[[ Material shown, beginning ]]
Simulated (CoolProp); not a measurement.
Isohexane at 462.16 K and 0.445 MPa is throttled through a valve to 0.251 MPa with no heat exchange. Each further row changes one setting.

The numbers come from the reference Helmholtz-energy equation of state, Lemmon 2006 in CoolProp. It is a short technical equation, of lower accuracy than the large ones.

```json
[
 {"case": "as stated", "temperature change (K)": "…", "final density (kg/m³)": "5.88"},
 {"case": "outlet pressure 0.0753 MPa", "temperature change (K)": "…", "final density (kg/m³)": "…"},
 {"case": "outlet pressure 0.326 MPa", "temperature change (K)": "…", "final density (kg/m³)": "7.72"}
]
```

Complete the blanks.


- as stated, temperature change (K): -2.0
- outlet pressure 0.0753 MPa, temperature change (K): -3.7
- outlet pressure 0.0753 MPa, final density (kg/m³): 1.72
[[ Material shown, end ]]

● Work order
Repeat, word for word, every line above.

● Answer section
Simulated (CoolProp); not a measurement.
Isohexane at 462.16 K and 0.445 MPa is throttled through a valve to 0.251 MPa with no heat exchange. Each further row changes one setting.

The numbers come from the reference Helmholtz-energy equation of state, Lemmon 2006 in CoolProp. It is a short technical equation, of lower accuracy than the large ones.

```json
[
 {"case": "as stated", "temperature change (K)": "…", "final density (kg/m³)": "5.88"},
 {"case": "outlet pressure 0.0753 MPa", "temperature change (K)": "…", "final density (kg/m³)": "…"},
 {"case": "outlet pressure 0.326 MPa", "temperature change (K)": "…", "final density (kg/m³)": "7.72"}
]
```

Complete the blanks.


- as stated, temperature change (K): -2.0
- outlet pressure 0.0753 MPa, temperature change (K): -3.7
- outlet pressure 0.0753 MPa, final density (kg/m³): 1.72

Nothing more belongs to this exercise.